Work task => Everything from the first line of the records to the line containing "how much memory?", inclusive, is to be extracted exactly, and nothing more.

Given data =>
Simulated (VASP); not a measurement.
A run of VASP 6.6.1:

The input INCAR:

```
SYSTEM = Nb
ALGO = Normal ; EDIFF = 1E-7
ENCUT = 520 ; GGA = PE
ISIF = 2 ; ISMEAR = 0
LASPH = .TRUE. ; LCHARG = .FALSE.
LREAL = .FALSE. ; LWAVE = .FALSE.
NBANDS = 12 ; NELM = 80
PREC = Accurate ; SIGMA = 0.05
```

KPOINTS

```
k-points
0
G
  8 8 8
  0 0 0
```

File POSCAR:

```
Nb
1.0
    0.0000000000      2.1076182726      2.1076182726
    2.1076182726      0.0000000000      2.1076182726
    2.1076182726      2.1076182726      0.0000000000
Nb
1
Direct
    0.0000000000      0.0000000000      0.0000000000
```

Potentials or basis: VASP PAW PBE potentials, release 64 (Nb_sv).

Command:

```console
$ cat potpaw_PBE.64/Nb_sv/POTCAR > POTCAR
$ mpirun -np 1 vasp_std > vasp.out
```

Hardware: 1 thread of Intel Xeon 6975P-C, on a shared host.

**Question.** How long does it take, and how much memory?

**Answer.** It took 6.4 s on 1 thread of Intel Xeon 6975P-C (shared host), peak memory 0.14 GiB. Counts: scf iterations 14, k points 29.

Solution =>
Simulated (VASP); not a measurement.
A run of VASP 6.6.1:

The input INCAR:

```
SYSTEM = Nb
ALGO = Normal ; EDIFF = 1E-7
ENCUT = 520 ; GGA = PE
ISIF = 2 ; ISMEAR = 0
LASPH = .TRUE. ; LCHARG = .FALSE.
LREAL = .FALSE. ; LWAVE = .FALSE.
NBANDS = 12 ; NELM = 80
PREC = Accurate ; SIGMA = 0.05
```

KPOINTS

```
k-points
0
G
  8 8 8
  0 0 0
```

File POSCAR:

```
Nb
1.0
    0.0000000000      2.1076182726      2.1076182726
    2.1076182726      0.0000000000      2.1076182726
    2.1076182726      2.1076182726      0.0000000000
Nb
1
Direct
    0.0000000000      0.0000000000      0.0000000000
```

Potentials or basis: VASP PAW PBE potentials, release 64 (Nb_sv).

Command:

```console
$ cat potpaw_PBE.64/Nb_sv/POTCAR > POTCAR
$ mpirun -np 1 vasp_std > vasp.out
```

Hardware: 1 thread of Intel Xeon 6975P-C, on a shared host.

**Question.** How long does it take, and how much memory?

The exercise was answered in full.